%%
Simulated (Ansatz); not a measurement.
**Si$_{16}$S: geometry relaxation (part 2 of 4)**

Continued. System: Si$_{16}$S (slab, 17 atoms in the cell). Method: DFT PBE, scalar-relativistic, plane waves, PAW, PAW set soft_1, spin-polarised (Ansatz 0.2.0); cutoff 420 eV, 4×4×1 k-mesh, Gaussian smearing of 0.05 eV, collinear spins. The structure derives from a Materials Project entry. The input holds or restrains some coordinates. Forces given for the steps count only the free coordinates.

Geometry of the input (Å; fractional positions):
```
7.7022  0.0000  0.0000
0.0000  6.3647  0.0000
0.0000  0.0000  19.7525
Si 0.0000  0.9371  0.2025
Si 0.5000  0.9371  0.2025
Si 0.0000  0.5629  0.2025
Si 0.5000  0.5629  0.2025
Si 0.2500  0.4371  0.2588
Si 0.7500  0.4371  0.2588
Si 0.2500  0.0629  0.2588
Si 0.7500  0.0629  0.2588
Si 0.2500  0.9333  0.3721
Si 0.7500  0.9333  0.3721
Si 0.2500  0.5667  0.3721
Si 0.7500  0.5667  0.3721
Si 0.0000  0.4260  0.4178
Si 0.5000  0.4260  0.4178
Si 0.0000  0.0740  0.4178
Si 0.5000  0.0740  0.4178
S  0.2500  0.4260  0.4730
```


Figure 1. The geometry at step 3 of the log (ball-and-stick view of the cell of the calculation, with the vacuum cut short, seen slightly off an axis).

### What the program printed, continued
%%

Copy out precisely the lines from the line with "Geometry of the" to the line with "Figure 1. The" in the material above, including those two lines and omitting all the rest.

__EXERCISE SOLUTION__.
Geometry of the input (Å; fractional positions):
```
7.7022  0.0000  0.0000
0.0000  6.3647  0.0000
0.0000  0.0000  19.7525
Si 0.0000  0.9371  0.2025
Si 0.5000  0.9371  0.2025
Si 0.0000  0.5629  0.2025
Si 0.5000  0.5629  0.2025
Si 0.2500  0.4371  0.2588
Si 0.7500  0.4371  0.2588
Si 0.2500  0.0629  0.2588
Si 0.7500  0.0629  0.2588
Si 0.2500  0.9333  0.3721
Si 0.7500  0.9333  0.3721
Si 0.2500  0.5667  0.3721
Si 0.7500  0.5667  0.3721
Si 0.0000  0.4260  0.4178
Si 0.5000  0.4260  0.4178
Si 0.0000  0.0740  0.4178
Si 0.5000  0.0740  0.4178
S  0.2500  0.4260  0.4730
```


Figure 1. The geometry at step 3 of the log (ball-and-stick view of the cell of the calculation, with the vacuum cut short, seen slightly off an axis).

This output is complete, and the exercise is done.